> [WORK TASK]
When you reach the line containing "### Step 5. Z+1 stand-in on atom 8", stop after it; until then, copy each line of the listing exactly, starting with the first.

┌────────

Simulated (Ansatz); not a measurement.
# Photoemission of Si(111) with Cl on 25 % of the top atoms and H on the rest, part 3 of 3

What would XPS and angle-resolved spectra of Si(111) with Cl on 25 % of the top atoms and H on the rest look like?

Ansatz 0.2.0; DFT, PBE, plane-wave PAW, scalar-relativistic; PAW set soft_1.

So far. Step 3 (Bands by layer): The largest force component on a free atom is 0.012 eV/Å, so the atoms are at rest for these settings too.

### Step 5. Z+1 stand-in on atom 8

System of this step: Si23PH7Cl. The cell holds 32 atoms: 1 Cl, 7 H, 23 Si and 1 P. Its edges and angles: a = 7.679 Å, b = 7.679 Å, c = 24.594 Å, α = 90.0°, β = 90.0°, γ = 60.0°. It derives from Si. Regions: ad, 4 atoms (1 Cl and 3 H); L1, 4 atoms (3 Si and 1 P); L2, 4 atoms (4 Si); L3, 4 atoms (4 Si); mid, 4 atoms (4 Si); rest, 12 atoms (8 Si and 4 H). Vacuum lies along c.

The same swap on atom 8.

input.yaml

└────────

> [EXERCISE ANSWER]
Simulated (Ansatz); not a measurement.
# Photoemission of Si(111) with Cl on 25 % of the top atoms and H on the rest, part 3 of 3

What would XPS and angle-resolved spectra of Si(111) with Cl on 25 % of the top atoms and H on the rest look like?

Ansatz 0.2.0; DFT, PBE, plane-wave PAW, scalar-relativistic; PAW set soft_1.

So far. Step 3 (Bands by layer): The largest force component on a free atom is 0.012 eV/Å, so the atoms are at rest for these settings too.

### Step 5. Z+1 stand-in on atom 8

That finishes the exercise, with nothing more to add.